Start of DATA SUPPLIED

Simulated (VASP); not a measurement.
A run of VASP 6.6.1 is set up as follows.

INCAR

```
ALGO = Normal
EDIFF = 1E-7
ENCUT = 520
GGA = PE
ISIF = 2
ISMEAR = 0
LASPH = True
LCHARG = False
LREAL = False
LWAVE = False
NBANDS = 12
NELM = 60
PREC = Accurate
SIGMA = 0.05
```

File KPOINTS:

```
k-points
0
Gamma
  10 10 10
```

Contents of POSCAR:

End of DATA SUPPLIED

■ TASK ITEM: Copy out the material exactly, omitting nothing.

■ RESPONSE BOX:
Simulated (VASP); not a measurement.
A run of VASP 6.6.1 is set up as follows.

INCAR

```
ALGO = Normal
EDIFF = 1E-7
ENCUT = 520
GGA = PE
ISIF = 2
ISMEAR = 0
LASPH = True
LCHARG = False
LREAL = False
LWAVE = False
NBANDS = 12
NELM = 60
PREC = Accurate
SIGMA = 0.05
```

File KPOINTS:

```
k-points
0
Gamma
  10 10 10
```

Contents of POSCAR:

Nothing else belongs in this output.